WORK ORDER:
Retype the records below from their first line through the line containing "Q: What do the ELF domains correspond to?", and include nothing else.

═════ GIVEN ENTRIES ═════
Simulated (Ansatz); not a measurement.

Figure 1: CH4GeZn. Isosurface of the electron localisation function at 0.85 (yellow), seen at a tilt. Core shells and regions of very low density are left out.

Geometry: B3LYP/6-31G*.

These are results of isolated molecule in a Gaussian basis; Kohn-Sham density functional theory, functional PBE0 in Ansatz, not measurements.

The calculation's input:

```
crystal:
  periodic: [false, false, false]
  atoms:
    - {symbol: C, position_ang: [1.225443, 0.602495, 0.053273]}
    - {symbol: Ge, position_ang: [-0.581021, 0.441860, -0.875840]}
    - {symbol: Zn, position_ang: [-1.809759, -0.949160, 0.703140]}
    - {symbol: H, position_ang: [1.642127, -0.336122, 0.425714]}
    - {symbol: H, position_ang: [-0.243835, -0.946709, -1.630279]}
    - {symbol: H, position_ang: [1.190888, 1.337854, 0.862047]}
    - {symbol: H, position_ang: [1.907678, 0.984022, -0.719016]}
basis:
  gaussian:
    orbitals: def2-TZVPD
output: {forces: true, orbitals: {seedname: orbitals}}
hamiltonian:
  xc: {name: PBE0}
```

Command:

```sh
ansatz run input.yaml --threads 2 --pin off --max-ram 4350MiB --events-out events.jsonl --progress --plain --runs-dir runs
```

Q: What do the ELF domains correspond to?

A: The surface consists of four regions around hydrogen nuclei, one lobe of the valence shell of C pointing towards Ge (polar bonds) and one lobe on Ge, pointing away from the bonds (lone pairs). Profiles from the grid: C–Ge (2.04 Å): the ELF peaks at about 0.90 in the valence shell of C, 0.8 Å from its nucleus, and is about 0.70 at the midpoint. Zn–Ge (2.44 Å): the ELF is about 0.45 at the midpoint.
═════

RESPONSE AREA:
Simulated (Ansatz); not a measurement.

Figure 1: CH4GeZn. Isosurface of the electron localisation function at 0.85 (yellow), seen at a tilt. Core shells and regions of very low density are left out.

Geometry: B3LYP/6-31G*.

These are results of isolated molecule in a Gaussian basis; Kohn-Sham density functional theory, functional PBE0 in Ansatz, not measurements.

The calculation's input:

```
crystal:
  periodic: [false, false, false]
  atoms:
    - {symbol: C, position_ang: [1.225443, 0.602495, 0.053273]}
    - {symbol: Ge, position_ang: [-0.581021, 0.441860, -0.875840]}
    - {symbol: Zn, position_ang: [-1.809759, -0.949160, 0.703140]}
    - {symbol: H, position_ang: [1.642127, -0.336122, 0.425714]}
    - {symbol: H, position_ang: [-0.243835, -0.946709, -1.630279]}
    - {symbol: H, position_ang: [1.190888, 1.337854, 0.862047]}
    - {symbol: H, position_ang: [1.907678, 0.984022, -0.719016]}
basis:
  gaussian:
    orbitals: def2-TZVPD
output: {forces: true, orbitals: {seedname: orbitals}}
hamiltonian:
  xc: {name: PBE0}
```

Command:

```sh
ansatz run input.yaml --threads 2 --pin off --max-ram 4350MiB --events-out events.jsonl --progress --plain --runs-dir runs
```

Q: What do the ELF domains correspond to?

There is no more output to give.